## Work task
Here is a block of entries. Write out its lines exactly, from the first through the one containing "A: (a) 7.34; (b) 7.10.".

## Given records
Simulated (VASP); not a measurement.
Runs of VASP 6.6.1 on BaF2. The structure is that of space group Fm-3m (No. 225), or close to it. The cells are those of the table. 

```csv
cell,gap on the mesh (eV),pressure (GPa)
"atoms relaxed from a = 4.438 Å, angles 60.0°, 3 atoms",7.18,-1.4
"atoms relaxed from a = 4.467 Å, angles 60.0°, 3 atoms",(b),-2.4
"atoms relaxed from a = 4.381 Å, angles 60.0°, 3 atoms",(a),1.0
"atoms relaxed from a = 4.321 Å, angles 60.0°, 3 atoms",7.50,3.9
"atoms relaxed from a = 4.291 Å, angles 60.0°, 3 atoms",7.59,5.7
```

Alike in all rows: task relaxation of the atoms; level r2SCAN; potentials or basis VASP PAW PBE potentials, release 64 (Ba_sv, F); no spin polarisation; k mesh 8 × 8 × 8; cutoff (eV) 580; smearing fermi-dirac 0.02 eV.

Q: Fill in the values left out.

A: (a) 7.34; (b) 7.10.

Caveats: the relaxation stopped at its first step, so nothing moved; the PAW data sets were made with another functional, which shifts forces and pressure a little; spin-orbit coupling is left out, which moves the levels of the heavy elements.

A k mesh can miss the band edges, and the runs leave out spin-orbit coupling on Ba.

## Exercise solution
Simulated (VASP); not a measurement.
Runs of VASP 6.6.1 on BaF2. The structure is that of space group Fm-3m (No. 225), or close to it. The cells are those of the table. 

```csv
cell,gap on the mesh (eV),pressure (GPa)
"atoms relaxed from a = 4.438 Å, angles 60.0°, 3 atoms",7.18,-1.4
"atoms relaxed from a = 4.467 Å, angles 60.0°, 3 atoms",(b),-2.4
"atoms relaxed from a = 4.381 Å, angles 60.0°, 3 atoms",(a),1.0
"atoms relaxed from a = 4.321 Å, angles 60.0°, 3 atoms",7.50,3.9
"atoms relaxed from a = 4.291 Å, angles 60.0°, 3 atoms",7.59,5.7
```

Alike in all rows: task relaxation of the atoms; level r2SCAN; potentials or basis VASP PAW PBE potentials, release 64 (Ba_sv, F); no spin polarisation; k mesh 8 × 8 × 8; cutoff (eV) 580; smearing fermi-dirac 0.02 eV.

Q: Fill in the values left out.

A: (a) 7.34; (b) 7.10.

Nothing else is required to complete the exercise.